- **WORK TASK**:
Copy the lines exactly. Begin at the first line of the data and stop after the line with "Chlorine along the".

★ ★ ★

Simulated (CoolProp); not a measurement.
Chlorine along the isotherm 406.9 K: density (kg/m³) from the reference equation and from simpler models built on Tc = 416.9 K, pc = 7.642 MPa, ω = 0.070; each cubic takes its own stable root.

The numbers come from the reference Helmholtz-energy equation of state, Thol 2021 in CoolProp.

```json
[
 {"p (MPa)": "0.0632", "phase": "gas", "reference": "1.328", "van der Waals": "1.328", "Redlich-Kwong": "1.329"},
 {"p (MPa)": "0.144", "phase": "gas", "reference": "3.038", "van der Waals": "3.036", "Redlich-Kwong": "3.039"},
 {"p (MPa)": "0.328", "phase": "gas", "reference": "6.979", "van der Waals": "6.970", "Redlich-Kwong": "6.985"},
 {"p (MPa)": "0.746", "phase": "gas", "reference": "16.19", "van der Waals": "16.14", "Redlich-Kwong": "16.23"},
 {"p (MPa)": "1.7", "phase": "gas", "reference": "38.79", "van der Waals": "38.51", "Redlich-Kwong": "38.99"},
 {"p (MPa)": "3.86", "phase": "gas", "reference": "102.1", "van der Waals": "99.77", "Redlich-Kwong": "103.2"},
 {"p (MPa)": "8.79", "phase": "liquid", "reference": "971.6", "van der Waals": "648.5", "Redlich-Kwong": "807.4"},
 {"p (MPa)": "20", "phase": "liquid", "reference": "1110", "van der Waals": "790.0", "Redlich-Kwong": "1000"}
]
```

★ ★ ★

- **RESULT**:
Simulated (CoolProp); not a measurement.
Chlorine along the isotherm 406.9 K: density (kg/m³) from the reference equation and from simpler models built on Tc = 416.9 K, pc = 7.642 MPa, ω = 0.070; each cubic takes its own stable root.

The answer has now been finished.